(Extracted information)

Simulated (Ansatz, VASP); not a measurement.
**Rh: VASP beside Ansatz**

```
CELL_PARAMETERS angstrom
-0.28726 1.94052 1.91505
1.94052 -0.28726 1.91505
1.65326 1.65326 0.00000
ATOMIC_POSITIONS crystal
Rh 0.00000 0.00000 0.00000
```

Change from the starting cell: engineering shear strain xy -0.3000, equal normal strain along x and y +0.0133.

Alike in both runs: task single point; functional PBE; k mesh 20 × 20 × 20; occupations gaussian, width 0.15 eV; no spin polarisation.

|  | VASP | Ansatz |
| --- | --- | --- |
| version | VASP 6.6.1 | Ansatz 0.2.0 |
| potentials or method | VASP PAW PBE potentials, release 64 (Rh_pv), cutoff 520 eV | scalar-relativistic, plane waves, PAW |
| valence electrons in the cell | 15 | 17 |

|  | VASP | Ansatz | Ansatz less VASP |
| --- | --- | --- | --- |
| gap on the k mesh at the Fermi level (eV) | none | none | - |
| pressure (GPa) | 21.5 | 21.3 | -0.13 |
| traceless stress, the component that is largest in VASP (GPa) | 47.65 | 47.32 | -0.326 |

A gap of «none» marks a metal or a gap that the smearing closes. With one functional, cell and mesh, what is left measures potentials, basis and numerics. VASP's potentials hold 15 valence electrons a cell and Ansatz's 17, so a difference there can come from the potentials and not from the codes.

(End Extracted information)

■ Activity ■
Starting at the first line of the records, print each line exactly, stopping after the line that contains "47.32 | -0.326 |".

■ Answer area ■
Simulated (Ansatz, VASP); not a measurement.
**Rh: VASP beside Ansatz**

```
CELL_PARAMETERS angstrom
-0.28726 1.94052 1.91505
1.94052 -0.28726 1.91505
1.65326 1.65326 0.00000
ATOMIC_POSITIONS crystal
Rh 0.00000 0.00000 0.00000
```

Change from the starting cell: engineering shear strain xy -0.3000, equal normal strain along x and y +0.0133.

Alike in both runs: task single point; functional PBE; k mesh 20 × 20 × 20; occupations gaussian, width 0.15 eV; no spin polarisation.

|  | VASP | Ansatz |
| --- | --- | --- |
| version | VASP 6.6.1 | Ansatz 0.2.0 |
| potentials or method | VASP PAW PBE potentials, release 64 (Rh_pv), cutoff 520 eV | scalar-relativistic, plane waves, PAW |
| valence electrons in the cell | 15 | 17 |

|  | VASP | Ansatz | Ansatz less VASP |
| --- | --- | --- | --- |
| gap on the k mesh at the Fermi level (eV) | none | none | - |
| pressure (GPa) | 21.5 | 21.3 | -0.13 |
| traceless stress, the component that is largest in VASP (GPa) | 47.65 | 47.32 | -0.326 |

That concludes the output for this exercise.